-- TASK ITEM --
Starting at the first line of the data below, write out each line exactly until you reach the line containing "The holes are", and include that line too.

-- INFORMATION PROVIDED --
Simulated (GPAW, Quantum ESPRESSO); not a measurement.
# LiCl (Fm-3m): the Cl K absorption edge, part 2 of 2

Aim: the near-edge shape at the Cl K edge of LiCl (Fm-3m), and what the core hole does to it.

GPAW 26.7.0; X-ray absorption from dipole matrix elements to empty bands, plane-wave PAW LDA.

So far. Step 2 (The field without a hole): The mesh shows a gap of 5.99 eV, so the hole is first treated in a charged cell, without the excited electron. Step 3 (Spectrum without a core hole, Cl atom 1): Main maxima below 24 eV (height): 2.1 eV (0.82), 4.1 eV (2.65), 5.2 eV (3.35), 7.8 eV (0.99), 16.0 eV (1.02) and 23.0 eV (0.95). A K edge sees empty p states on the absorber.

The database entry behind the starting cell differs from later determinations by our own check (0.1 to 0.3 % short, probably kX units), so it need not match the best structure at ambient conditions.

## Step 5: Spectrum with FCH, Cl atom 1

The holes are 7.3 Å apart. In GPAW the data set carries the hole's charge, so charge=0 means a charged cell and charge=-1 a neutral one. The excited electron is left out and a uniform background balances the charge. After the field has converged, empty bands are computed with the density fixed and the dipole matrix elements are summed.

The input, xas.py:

-- WORKED SOLUTION --
Simulated (GPAW, Quantum ESPRESSO); not a measurement.
# LiCl (Fm-3m): the Cl K absorption edge, part 2 of 2

Aim: the near-edge shape at the Cl K edge of LiCl (Fm-3m), and what the core hole does to it.

GPAW 26.7.0; X-ray absorption from dipole matrix elements to empty bands, plane-wave PAW LDA.

So far. Step 2 (The field without a hole): The mesh shows a gap of 5.99 eV, so the hole is first treated in a charged cell, without the excited electron. Step 3 (Spectrum without a core hole, Cl atom 1): Main maxima below 24 eV (height): 2.1 eV (0.82), 4.1 eV (2.65), 5.2 eV (3.35), 7.8 eV (0.99), 16.0 eV (1.02) and 23.0 eV (0.95). A K edge sees empty p states on the absorber.

The database entry behind the starting cell differs from later determinations by our own check (0.1 to 0.3 % short, probably kX units), so it need not match the best structure at ambient conditions.

## Step 5: Spectrum with FCH, Cl atom 1

The holes are 7.3 Å apart. In GPAW the data set carries the hole's charge, so charge=0 means a charged cell and charge=-1 a neutral one. The excited electron is left out and a uniform background balances the charge. After the field has converged, empty bands are computed with the density fixed and the dipole matrix elements are summed.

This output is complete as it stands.